## Work order
Reproduce all entries word for word.

[[ Extracted entries, beginning ]]

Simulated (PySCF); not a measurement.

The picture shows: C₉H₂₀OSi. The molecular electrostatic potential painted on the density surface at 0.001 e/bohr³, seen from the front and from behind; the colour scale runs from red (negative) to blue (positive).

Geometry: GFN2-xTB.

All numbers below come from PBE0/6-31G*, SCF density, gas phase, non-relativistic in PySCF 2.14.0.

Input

[[ Extracted entries, end ]]

## Answer section
Simulated (PySCF); not a measurement.

The picture shows: C₉H₂₀OSi. The molecular electrostatic potential painted on the density surface at 0.001 e/bohr³, seen from the front and from behind; the colour scale runs from red (negative) to blue (positive).

Geometry: GFN2-xTB.

All numbers below come from PBE0/6-31G*, SCF density, gas phase, non-relativistic in PySCF 2.14.0.

Input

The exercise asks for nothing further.